Top of SOURCE MATERIAL

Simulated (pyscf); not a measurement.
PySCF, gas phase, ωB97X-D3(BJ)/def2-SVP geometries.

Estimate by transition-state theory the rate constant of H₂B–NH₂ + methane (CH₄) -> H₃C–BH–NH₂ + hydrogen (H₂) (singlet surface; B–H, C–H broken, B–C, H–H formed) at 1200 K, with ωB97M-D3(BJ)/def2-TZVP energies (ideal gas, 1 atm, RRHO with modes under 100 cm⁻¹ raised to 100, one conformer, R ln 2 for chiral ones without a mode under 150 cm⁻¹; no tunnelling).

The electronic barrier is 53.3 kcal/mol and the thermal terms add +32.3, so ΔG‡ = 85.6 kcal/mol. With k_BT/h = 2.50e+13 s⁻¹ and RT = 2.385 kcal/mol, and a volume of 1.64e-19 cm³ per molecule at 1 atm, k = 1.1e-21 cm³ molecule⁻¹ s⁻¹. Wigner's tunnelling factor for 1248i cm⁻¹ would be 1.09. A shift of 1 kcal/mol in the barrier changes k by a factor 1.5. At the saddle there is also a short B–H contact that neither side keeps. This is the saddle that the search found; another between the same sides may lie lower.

Bottom of SOURCE MATERIAL

WORK TASK: Will you return exactly the lines above from the one with "PySCF, gas phase, ωB97X-D3(BJ)/def2-SVP" down to the one with "Estimate by transition-state", counting both as part of the range?

ANSWER SPACE:
PySCF, gas phase, ωB97X-D3(BJ)/def2-SVP geometries.

Estimate by transition-state theory the rate constant of H₂B–NH₂ + methane (CH₄) -> H₃C–BH–NH₂ + hydrogen (H₂) (singlet surface; B–H, C–H broken, B–C, H–H formed) at 1200 K, with ωB97M-D3(BJ)/def2-TZVP energies (ideal gas, 1 atm, RRHO with modes under 100 cm⁻¹ raised to 100, one conformer, R ln 2 for chiral ones without a mode under 150 cm⁻¹; no tunnelling).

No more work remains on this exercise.